Assigned task = Only the lines from the beginning of the data below through the line that contains "Question: Is it a metal?" should be repeated, exactly as written.

Stored data =
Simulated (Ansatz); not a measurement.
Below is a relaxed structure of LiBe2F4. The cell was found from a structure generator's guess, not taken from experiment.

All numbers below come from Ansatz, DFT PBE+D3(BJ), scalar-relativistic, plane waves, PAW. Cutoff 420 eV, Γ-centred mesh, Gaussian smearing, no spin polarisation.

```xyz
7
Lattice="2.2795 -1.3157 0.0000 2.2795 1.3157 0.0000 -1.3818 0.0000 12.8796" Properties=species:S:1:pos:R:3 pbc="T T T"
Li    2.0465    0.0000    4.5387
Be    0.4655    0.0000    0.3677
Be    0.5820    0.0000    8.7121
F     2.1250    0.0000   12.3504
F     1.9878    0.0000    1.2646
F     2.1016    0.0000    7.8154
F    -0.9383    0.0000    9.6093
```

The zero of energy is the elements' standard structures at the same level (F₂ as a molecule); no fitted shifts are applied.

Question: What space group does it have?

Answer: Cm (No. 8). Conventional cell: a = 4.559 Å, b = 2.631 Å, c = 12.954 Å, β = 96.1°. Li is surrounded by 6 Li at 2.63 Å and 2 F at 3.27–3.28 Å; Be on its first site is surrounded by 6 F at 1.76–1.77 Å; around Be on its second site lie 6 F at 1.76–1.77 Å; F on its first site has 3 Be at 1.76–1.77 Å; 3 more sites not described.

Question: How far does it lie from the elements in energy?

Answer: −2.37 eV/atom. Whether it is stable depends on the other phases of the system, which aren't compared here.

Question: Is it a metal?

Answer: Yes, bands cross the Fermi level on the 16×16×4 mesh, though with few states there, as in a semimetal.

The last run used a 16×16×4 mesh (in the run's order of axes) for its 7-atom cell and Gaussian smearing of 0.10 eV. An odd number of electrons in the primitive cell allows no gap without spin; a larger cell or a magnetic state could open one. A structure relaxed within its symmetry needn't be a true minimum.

Answer space =
Simulated (Ansatz); not a measurement.
Below is a relaxed structure of LiBe2F4. The cell was found from a structure generator's guess, not taken from experiment.

All numbers below come from Ansatz, DFT PBE+D3(BJ), scalar-relativistic, plane waves, PAW. Cutoff 420 eV, Γ-centred mesh, Gaussian smearing, no spin polarisation.

```xyz
7
Lattice="2.2795 -1.3157 0.0000 2.2795 1.3157 0.0000 -1.3818 0.0000 12.8796" Properties=species:S:1:pos:R:3 pbc="T T T"
Li    2.0465    0.0000    4.5387
Be    0.4655    0.0000    0.3677
Be    0.5820    0.0000    8.7121
F     2.1250    0.0000   12.3504
F     1.9878    0.0000    1.2646
F     2.1016    0.0000    7.8154
F    -0.9383    0.0000    9.6093
```

The zero of energy is the elements' standard structures at the same level (F₂ as a molecule); no fitted shifts are applied.

Question: What space group does it have?

Answer: Cm (No. 8). Conventional cell: a = 4.559 Å, b = 2.631 Å, c = 12.954 Å, β = 96.1°. Li is surrounded by 6 Li at 2.63 Å and 2 F at 3.27–3.28 Å; Be on its first site is surrounded by 6 F at 1.76–1.77 Å; around Be on its second site lie 6 F at 1.76–1.77 Å; F on its first site has 3 Be at 1.76–1.77 Å; 3 more sites not described.

Question: How far does it lie from the elements in energy?

Answer: −2.37 eV/atom. Whether it is stable depends on the other phases of the system, which aren't compared here.

Question: Is it a metal?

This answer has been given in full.